Below are records to write out again, exactly as they read.

——————————
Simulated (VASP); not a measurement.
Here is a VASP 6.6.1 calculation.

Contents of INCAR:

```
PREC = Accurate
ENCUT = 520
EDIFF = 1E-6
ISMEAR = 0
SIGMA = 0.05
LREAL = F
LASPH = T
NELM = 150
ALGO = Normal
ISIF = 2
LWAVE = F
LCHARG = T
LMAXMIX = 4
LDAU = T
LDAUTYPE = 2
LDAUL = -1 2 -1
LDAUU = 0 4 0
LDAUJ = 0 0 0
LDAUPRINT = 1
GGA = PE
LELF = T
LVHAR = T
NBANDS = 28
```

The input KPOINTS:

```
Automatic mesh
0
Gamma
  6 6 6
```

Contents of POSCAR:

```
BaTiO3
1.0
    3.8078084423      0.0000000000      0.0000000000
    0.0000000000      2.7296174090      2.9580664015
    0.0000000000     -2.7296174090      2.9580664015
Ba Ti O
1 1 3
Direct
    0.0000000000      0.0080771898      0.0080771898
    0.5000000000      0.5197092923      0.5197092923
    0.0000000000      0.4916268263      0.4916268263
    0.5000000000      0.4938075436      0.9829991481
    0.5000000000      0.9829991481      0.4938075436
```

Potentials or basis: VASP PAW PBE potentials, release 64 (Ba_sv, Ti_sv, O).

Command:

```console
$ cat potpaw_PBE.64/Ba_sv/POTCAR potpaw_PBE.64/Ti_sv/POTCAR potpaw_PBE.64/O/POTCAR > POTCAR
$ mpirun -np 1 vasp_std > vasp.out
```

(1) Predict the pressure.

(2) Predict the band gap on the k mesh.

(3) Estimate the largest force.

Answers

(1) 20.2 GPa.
——————————

**WRITTEN ANSWER**
Simulated (VASP); not a measurement.
Here is a VASP 6.6.1 calculation.

Contents of INCAR:

```
PREC = Accurate
ENCUT = 520
EDIFF = 1E-6
ISMEAR = 0
SIGMA = 0.05
LREAL = F
LASPH = T
NELM = 150
ALGO = Normal
ISIF = 2
LWAVE = F
LCHARG = T
LMAXMIX = 4
LDAU = T
LDAUTYPE = 2
LDAUL = -1 2 -1
LDAUU = 0 4 0
LDAUJ = 0 0 0
LDAUPRINT = 1
GGA = PE
LELF = T
LVHAR = T
NBANDS = 28
```

The input KPOINTS:

```
Automatic mesh
0
Gamma
  6 6 6
```

Contents of POSCAR:

```
BaTiO3
1.0
    3.8078084423      0.0000000000      0.0000000000
    0.0000000000      2.7296174090      2.9580664015
    0.0000000000     -2.7296174090      2.9580664015
Ba Ti O
1 1 3
Direct
    0.0000000000      0.0080771898      0.0080771898
    0.5000000000      0.5197092923      0.5197092923
    0.0000000000      0.4916268263      0.4916268263
    0.5000000000      0.4938075436      0.9829991481
    0.5000000000      0.9829991481      0.4938075436
```

Potentials or basis: VASP PAW PBE potentials, release 64 (Ba_sv, Ti_sv, O).

Command:

```console
$ cat potpaw_PBE.64/Ba_sv/POTCAR potpaw_PBE.64/Ti_sv/POTCAR potpaw_PBE.64/O/POTCAR > POTCAR
$ mpirun -np 1 vasp_std > vasp.out
```

(1) Predict the pressure.

(2) Predict the band gap on the k mesh.

(3) Estimate the largest force.

Answers

(1) 20.2 GPa.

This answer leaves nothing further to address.